****

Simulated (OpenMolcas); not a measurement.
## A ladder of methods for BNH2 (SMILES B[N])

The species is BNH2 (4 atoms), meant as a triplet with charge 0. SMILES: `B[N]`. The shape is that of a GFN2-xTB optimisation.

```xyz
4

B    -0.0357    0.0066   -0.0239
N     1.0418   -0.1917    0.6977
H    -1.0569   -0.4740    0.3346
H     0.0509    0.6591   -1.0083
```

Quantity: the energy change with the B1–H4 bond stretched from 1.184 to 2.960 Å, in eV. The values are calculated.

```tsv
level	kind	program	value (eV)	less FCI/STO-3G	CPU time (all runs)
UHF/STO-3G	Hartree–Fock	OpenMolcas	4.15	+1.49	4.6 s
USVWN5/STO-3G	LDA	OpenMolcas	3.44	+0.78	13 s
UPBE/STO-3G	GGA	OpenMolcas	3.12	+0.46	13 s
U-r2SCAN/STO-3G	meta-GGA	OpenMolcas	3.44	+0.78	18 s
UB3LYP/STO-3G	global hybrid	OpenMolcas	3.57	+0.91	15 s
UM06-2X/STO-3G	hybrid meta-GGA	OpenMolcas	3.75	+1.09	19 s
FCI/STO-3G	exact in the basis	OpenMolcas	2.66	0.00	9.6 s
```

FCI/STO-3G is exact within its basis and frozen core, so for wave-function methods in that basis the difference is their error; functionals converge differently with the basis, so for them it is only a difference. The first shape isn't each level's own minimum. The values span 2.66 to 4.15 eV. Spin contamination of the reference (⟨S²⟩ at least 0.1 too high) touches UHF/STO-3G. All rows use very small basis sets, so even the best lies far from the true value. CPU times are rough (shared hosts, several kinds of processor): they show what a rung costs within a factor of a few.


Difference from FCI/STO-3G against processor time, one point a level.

****

#### [WORK INSTRUCTION]
Give back exactly the lines from the beginning of the records through the line containing "FCI/STO-3G is exact", and only those.

#### [RESPONSE AREA]
Simulated (OpenMolcas); not a measurement.
## A ladder of methods for BNH2 (SMILES B[N])

The species is BNH2 (4 atoms), meant as a triplet with charge 0. SMILES: `B[N]`. The shape is that of a GFN2-xTB optimisation.

```xyz
4

B    -0.0357    0.0066   -0.0239
N     1.0418   -0.1917    0.6977
H    -1.0569   -0.4740    0.3346
H     0.0509    0.6591   -1.0083
```

Quantity: the energy change with the B1–H4 bond stretched from 1.184 to 2.960 Å, in eV. The values are calculated.

```tsv
level	kind	program	value (eV)	less FCI/STO-3G	CPU time (all runs)
UHF/STO-3G	Hartree–Fock	OpenMolcas	4.15	+1.49	4.6 s
USVWN5/STO-3G	LDA	OpenMolcas	3.44	+0.78	13 s
UPBE/STO-3G	GGA	OpenMolcas	3.12	+0.46	13 s
U-r2SCAN/STO-3G	meta-GGA	OpenMolcas	3.44	+0.78	18 s
UB3LYP/STO-3G	global hybrid	OpenMolcas	3.57	+0.91	15 s
UM06-2X/STO-3G	hybrid meta-GGA	OpenMolcas	3.75	+1.09	19 s
FCI/STO-3G	exact in the basis	OpenMolcas	2.66	0.00	9.6 s
```

FCI/STO-3G is exact within its basis and frozen core, so for wave-function methods in that basis the difference is their error; functionals converge differently with the basis, so for them it is only a difference. The first shape isn't each level's own minimum. The values span 2.66 to 4.15 eV. Spin contamination of the reference (⟨S²⟩ at least 0.1 too high) touches UHF/STO-3G. All rows use very small basis sets, so even the best lies far from the true value. CPU times are rough (shared hosts, several kinds of processor): they show what a rung costs within a factor of a few.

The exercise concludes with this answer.